▸ **Assigned task**: Write down exactly the lines of the records below, beginning with the first and ending with the line that includes "Problem. At 1200".

────────────────────

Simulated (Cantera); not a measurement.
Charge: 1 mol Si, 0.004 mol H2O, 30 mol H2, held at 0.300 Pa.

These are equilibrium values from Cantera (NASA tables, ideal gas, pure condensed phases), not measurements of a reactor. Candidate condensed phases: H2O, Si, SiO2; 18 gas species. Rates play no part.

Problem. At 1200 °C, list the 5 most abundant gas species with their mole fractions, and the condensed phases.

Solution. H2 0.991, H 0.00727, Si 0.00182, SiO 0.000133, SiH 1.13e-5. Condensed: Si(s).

────────────────────

▸ **Task result**:
Simulated (Cantera); not a measurement.
Charge: 1 mol Si, 0.004 mol H2O, 30 mol H2, held at 0.300 Pa.

These are equilibrium values from Cantera (NASA tables, ideal gas, pure condensed phases), not measurements of a reactor. Candidate condensed phases: H2O, Si, SiO2; 18 gas species. Rates play no part.

Problem. At 1200 °C, list the 5 most abundant gas species with their mole fractions, and the condensed phases.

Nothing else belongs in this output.